[Start of section]
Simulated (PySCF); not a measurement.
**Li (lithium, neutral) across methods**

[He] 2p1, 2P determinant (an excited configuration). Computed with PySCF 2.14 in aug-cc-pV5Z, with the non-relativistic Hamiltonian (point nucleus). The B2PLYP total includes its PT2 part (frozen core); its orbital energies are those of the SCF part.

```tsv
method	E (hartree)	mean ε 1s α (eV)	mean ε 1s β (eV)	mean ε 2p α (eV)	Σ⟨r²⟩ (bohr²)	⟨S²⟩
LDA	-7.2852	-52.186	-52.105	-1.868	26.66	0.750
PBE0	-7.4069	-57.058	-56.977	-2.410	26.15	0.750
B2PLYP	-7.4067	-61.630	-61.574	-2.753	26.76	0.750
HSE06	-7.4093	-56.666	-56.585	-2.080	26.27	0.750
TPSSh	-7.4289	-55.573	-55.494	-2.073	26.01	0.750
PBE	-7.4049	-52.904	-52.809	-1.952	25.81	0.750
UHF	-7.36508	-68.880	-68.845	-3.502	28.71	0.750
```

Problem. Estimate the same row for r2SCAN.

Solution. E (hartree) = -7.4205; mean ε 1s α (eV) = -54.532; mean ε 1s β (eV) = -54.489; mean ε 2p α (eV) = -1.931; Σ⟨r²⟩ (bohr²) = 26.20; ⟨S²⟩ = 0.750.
[End of section]

WORK ORDER
Repeat every line exactly, starting with the first line of the entries, and stop once the line containing "Problem. Estimate the same row for r2SCAN." has been given.

RESPONSE BOX
Simulated (PySCF); not a measurement.
**Li (lithium, neutral) across methods**

[He] 2p1, 2P determinant (an excited configuration). Computed with PySCF 2.14 in aug-cc-pV5Z, with the non-relativistic Hamiltonian (point nucleus). The B2PLYP total includes its PT2 part (frozen core); its orbital energies are those of the SCF part.

```tsv
method	E (hartree)	mean ε 1s α (eV)	mean ε 1s β (eV)	mean ε 2p α (eV)	Σ⟨r²⟩ (bohr²)	⟨S²⟩
LDA	-7.2852	-52.186	-52.105	-1.868	26.66	0.750
PBE0	-7.4069	-57.058	-56.977	-2.410	26.15	0.750
B2PLYP	-7.4067	-61.630	-61.574	-2.753	26.76	0.750
HSE06	-7.4093	-56.666	-56.585	-2.080	26.27	0.750
TPSSh	-7.4289	-55.573	-55.494	-2.073	26.01	0.750
PBE	-7.4049	-52.904	-52.809	-1.952	25.81	0.750
UHF	-7.36508	-68.880	-68.845	-3.502	28.71	0.750
```

Problem. Estimate the same row for r2SCAN.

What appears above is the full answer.